* [Activity] Output the entries that follow, word for word.

* [Data for review]
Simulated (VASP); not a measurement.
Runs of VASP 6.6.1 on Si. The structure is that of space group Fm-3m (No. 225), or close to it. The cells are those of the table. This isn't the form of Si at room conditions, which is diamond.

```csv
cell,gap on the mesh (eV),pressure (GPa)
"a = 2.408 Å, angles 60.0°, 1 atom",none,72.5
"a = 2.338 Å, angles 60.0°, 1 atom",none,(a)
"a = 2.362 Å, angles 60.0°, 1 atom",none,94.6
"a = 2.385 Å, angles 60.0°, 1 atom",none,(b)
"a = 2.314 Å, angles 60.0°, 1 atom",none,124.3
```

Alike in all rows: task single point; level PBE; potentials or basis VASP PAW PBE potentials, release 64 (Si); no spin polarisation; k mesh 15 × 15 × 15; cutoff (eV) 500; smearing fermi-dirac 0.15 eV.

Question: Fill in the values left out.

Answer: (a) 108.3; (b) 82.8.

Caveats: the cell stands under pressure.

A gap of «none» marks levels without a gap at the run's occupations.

* [Expected answer]
Simulated (VASP); not a measurement.
Runs of VASP 6.6.1 on Si. The structure is that of space group Fm-3m (No. 225), or close to it. The cells are those of the table. This isn't the form of Si at room conditions, which is diamond.

```csv
cell,gap on the mesh (eV),pressure (GPa)
"a = 2.408 Å, angles 60.0°, 1 atom",none,72.5
"a = 2.338 Å, angles 60.0°, 1 atom",none,(a)
"a = 2.362 Å, angles 60.0°, 1 atom",none,94.6
"a = 2.385 Å, angles 60.0°, 1 atom",none,(b)
"a = 2.314 Å, angles 60.0°, 1 atom",none,124.3
```

Alike in all rows: task single point; level PBE; potentials or basis VASP PAW PBE potentials, release 64 (Si); no spin polarisation; k mesh 15 × 15 × 15; cutoff (eV) 500; smearing fermi-dirac 0.15 eV.

Question: Fill in the values left out.

Answer: (a) 108.3; (b) 82.8.

Caveats: the cell stands under pressure.

A gap of «none» marks levels without a gap at the run's occupations.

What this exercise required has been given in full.